[Excerpted records]:
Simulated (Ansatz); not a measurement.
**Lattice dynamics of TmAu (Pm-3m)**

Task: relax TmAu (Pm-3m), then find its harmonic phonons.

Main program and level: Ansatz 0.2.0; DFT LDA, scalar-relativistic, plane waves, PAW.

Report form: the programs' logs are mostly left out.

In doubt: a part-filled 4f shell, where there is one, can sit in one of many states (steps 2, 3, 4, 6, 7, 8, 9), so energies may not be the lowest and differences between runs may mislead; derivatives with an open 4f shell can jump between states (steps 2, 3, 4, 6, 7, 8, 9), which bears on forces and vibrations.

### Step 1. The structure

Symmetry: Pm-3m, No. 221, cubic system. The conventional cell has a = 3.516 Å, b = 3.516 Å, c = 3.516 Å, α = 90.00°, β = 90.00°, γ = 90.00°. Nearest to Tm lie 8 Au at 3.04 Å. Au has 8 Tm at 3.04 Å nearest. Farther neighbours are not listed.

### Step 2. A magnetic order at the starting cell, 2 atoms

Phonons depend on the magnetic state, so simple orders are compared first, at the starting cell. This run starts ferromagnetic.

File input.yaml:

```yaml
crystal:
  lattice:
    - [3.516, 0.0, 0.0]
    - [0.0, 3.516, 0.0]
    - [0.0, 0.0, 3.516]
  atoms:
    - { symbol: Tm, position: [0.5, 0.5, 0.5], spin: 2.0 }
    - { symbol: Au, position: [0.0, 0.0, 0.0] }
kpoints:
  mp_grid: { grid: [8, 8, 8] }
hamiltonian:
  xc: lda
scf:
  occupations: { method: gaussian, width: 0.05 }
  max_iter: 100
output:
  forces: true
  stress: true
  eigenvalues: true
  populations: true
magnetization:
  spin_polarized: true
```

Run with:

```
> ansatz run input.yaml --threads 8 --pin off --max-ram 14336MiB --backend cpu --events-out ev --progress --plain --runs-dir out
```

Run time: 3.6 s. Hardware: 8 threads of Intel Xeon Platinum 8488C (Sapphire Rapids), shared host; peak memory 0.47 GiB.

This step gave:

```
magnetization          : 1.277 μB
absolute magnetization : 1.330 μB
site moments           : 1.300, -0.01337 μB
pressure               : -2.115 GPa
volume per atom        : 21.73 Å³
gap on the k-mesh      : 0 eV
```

[Task item]:
Using the records above, copy word for word the line with "Main program and", the line with "### Step 2.", and every line between them.

[Written answer]:
Main program and level: Ansatz 0.2.0; DFT LDA, scalar-relativistic, plane waves, PAW.

Report form: the programs' logs are mostly left out.

In doubt: a part-filled 4f shell, where there is one, can sit in one of many states (steps 2, 3, 4, 6, 7, 8, 9), so energies may not be the lowest and differences between runs may mislead; derivatives with an open 4f shell can jump between states (steps 2, 3, 4, 6, 7, 8, 9), which bears on forces and vibrations.

### Step 1. The structure

Symmetry: Pm-3m, No. 221, cubic system. The conventional cell has a = 3.516 Å, b = 3.516 Å, c = 3.516 Å, α = 90.00°, β = 90.00°, γ = 90.00°. Nearest to Tm lie 8 Au at 3.04 Å. Au has 8 Tm at 3.04 Å nearest. Farther neighbours are not listed.

### Step 2. A magnetic order at the starting cell, 2 atoms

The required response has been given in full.